▶ _EXTRACTED INFORMATION_
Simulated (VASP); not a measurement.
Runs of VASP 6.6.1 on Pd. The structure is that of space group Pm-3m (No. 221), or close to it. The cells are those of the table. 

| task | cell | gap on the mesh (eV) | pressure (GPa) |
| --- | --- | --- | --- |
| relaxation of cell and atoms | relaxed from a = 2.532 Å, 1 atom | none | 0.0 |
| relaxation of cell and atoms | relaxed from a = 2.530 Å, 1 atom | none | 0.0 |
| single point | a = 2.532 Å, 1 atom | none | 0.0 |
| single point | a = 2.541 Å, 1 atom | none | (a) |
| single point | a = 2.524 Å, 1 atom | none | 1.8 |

▶ _WORK INSTRUCTION_
For this task, print the records again exactly as they appear.

▶ _TASK RESULT_
Simulated (VASP); not a measurement.
Runs of VASP 6.6.1 on Pd. The structure is that of space group Pm-3m (No. 221), or close to it. The cells are those of the table. 

| task | cell | gap on the mesh (eV) | pressure (GPa) |
| --- | --- | --- | --- |
| relaxation of cell and atoms | relaxed from a = 2.532 Å, 1 atom | none | 0.0 |
| relaxation of cell and atoms | relaxed from a = 2.530 Å, 1 atom | none | 0.0 |
| single point | a = 2.532 Å, 1 atom | none | 0.0 |
| single point | a = 2.541 Å, 1 atom | none | (a) |
| single point | a = 2.524 Å, 1 atom | none | 1.8 |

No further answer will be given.